▸ **Work instruction**
For the data below, restate word for word only the lines from the line containing "Method: tblite, GFN2-xTB" through the line containing "Put them in", both ends included.

□ □ □ □ □ □ □

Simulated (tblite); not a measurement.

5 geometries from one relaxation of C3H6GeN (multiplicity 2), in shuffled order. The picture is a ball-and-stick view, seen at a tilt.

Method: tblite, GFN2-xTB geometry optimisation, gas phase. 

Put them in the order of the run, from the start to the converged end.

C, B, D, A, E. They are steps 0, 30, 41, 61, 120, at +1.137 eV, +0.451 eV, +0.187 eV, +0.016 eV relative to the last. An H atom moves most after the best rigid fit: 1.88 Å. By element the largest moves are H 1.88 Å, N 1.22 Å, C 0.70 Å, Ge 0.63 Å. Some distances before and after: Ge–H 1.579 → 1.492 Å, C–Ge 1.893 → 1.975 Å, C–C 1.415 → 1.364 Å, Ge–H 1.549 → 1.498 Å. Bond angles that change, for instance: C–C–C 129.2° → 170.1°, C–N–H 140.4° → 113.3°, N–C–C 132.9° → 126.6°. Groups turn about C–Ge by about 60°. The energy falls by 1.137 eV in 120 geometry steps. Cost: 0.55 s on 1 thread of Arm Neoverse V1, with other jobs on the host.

□ □ □ □ □ □ □

▸ **Written answer**
Method: tblite, GFN2-xTB geometry optimisation, gas phase. 

Put them in the order of the run, from the start to the converged end.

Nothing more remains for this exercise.